* Extracted material:
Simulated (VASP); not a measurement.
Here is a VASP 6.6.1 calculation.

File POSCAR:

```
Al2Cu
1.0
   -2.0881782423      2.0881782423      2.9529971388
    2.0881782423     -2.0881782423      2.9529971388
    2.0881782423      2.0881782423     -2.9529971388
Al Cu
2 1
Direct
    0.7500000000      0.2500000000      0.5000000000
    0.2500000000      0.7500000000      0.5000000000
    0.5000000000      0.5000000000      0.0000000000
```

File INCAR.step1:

* Requirement: Once more, write out the records in full, exactly as they appear.

* Your solution:
Simulated (VASP); not a measurement.
Here is a VASP 6.6.1 calculation.

File POSCAR:

```
Al2Cu
1.0
   -2.0881782423      2.0881782423      2.9529971388
    2.0881782423     -2.0881782423      2.9529971388
    2.0881782423      2.0881782423     -2.9529971388
Al Cu
2 1
Direct
    0.7500000000      0.2500000000      0.5000000000
    0.2500000000      0.7500000000      0.5000000000
    0.5000000000      0.5000000000      0.0000000000
```

File INCAR.step1:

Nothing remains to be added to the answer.